* _ASSIGNED TASK_
Reproduce the entries shown below only from the line with "52°, C4–Si5–O7–H 151°" down to the line with "A, smallest first.", keeping both end lines and copying each one exactly.

Top of SOURCE INFORMATION
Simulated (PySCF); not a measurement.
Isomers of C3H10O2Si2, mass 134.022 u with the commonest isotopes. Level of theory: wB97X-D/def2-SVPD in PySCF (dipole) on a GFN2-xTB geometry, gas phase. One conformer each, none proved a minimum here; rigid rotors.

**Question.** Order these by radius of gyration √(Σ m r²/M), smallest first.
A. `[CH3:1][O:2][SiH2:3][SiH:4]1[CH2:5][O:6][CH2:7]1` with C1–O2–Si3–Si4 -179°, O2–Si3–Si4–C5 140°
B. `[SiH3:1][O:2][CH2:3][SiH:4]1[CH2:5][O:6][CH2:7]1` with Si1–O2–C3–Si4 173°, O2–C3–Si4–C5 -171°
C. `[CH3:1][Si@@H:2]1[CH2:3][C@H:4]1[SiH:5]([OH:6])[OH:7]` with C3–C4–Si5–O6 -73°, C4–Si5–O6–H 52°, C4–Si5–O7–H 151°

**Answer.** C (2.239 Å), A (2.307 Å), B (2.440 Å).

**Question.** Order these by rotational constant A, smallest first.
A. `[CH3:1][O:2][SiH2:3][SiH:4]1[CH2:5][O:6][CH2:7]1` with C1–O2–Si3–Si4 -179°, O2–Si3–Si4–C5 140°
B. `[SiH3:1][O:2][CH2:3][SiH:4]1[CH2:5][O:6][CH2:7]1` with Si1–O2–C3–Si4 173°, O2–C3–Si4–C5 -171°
Bottom of SOURCE INFORMATION

* _SOLUTION_
C. `[CH3:1][Si@@H:2]1[CH2:3][C@H:4]1[SiH:5]([OH:6])[OH:7]` with C3–C4–Si5–O6 -73°, C4–Si5–O6–H 52°, C4–Si5–O7–H 151°

**Answer.** C (2.239 Å), A (2.307 Å), B (2.440 Å).

**Question.** Order these by rotational constant A, smallest first.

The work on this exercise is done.